### Work request
Please reproduce verbatim the lines below, from the first through the one with "- 1.438 Å: drawn".

=-=-=-=-=

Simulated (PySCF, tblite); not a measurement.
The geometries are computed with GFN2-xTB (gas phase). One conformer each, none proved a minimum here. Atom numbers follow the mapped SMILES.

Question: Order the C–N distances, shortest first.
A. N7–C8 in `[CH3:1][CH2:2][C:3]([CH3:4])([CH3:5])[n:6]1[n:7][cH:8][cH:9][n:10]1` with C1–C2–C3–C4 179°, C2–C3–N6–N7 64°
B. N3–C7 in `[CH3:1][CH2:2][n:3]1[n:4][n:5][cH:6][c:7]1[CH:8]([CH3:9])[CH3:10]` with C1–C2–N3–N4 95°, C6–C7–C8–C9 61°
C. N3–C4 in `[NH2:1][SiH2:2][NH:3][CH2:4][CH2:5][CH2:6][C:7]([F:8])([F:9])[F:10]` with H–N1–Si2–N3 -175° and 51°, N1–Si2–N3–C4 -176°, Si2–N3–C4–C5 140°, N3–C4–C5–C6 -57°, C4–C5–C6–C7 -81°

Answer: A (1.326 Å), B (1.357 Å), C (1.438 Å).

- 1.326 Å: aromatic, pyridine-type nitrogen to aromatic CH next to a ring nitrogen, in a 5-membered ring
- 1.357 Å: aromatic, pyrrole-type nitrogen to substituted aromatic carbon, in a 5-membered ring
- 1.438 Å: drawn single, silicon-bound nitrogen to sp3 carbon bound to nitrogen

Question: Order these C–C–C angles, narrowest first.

=-=-=-=-=

### Reply
Simulated (PySCF, tblite); not a measurement.
The geometries are computed with GFN2-xTB (gas phase). One conformer each, none proved a minimum here. Atom numbers follow the mapped SMILES.

Question: Order the C–N distances, shortest first.
A. N7–C8 in `[CH3:1][CH2:2][C:3]([CH3:4])([CH3:5])[n:6]1[n:7][cH:8][cH:9][n:10]1` with C1–C2–C3–C4 179°, C2–C3–N6–N7 64°
B. N3–C7 in `[CH3:1][CH2:2][n:3]1[n:4][n:5][cH:6][c:7]1[CH:8]([CH3:9])[CH3:10]` with C1–C2–N3–N4 95°, C6–C7–C8–C9 61°
C. N3–C4 in `[NH2:1][SiH2:2][NH:3][CH2:4][CH2:5][CH2:6][C:7]([F:8])([F:9])[F:10]` with H–N1–Si2–N3 -175° and 51°, N1–Si2–N3–C4 -176°, Si2–N3–C4–C5 140°, N3–C4–C5–C6 -57°, C4–C5–C6–C7 -81°

Answer: A (1.326 Å), B (1.357 Å), C (1.438 Å).

- 1.326 Å: aromatic, pyridine-type nitrogen to aromatic CH next to a ring nitrogen, in a 5-membered ring
- 1.357 Å: aromatic, pyrrole-type nitrogen to substituted aromatic carbon, in a 5-membered ring
- 1.438 Å: drawn single, silicon-bound nitrogen to sp3 carbon bound to nitrogen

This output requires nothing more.